Transcribe, verbatim, every line from the start of the entries through the line that contains "The structure was"; include both boundary lines and omit all others.

***** RECORD EXCERPTS *****

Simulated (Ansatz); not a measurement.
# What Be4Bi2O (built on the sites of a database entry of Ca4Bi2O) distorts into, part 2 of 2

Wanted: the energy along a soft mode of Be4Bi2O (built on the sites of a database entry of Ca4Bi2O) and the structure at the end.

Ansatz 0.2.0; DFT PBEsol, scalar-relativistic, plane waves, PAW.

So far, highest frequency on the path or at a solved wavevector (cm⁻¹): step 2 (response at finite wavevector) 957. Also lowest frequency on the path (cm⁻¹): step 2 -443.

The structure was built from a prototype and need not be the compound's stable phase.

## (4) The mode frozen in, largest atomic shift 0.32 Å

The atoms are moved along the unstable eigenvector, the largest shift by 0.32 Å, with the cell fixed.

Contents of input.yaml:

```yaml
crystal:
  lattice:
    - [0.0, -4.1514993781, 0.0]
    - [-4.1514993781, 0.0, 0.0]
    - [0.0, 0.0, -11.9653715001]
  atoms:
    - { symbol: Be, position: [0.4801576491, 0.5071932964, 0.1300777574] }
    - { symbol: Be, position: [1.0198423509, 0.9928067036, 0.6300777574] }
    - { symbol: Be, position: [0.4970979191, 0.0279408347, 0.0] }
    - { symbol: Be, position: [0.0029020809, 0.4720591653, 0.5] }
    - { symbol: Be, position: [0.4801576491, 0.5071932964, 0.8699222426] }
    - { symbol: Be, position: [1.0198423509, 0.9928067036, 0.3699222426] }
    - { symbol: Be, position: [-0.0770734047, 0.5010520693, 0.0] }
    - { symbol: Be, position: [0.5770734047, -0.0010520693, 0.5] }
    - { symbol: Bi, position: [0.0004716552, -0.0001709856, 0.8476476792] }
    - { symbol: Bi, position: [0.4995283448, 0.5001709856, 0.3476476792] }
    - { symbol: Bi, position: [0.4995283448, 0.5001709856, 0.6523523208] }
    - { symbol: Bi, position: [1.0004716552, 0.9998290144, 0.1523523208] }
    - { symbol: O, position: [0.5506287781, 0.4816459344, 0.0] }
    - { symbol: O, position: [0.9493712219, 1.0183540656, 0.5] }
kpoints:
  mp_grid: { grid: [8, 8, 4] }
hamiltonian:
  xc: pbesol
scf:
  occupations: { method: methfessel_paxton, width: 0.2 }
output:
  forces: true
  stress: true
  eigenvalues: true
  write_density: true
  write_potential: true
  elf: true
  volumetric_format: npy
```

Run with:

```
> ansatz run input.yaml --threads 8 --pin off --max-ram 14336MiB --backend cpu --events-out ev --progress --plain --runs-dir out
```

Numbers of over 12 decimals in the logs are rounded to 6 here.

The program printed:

*****

* RESULT
Simulated (Ansatz); not a measurement.
# What Be4Bi2O (built on the sites of a database entry of Ca4Bi2O) distorts into, part 2 of 2

Wanted: the energy along a soft mode of Be4Bi2O (built on the sites of a database entry of Ca4Bi2O) and the structure at the end.

Ansatz 0.2.0; DFT PBEsol, scalar-relativistic, plane waves, PAW.

So far, highest frequency on the path or at a solved wavevector (cm⁻¹): step 2 (response at finite wavevector) 957. Also lowest frequency on the path (cm⁻¹): step 2 -443.

The structure was built from a prototype and need not be the compound's stable phase.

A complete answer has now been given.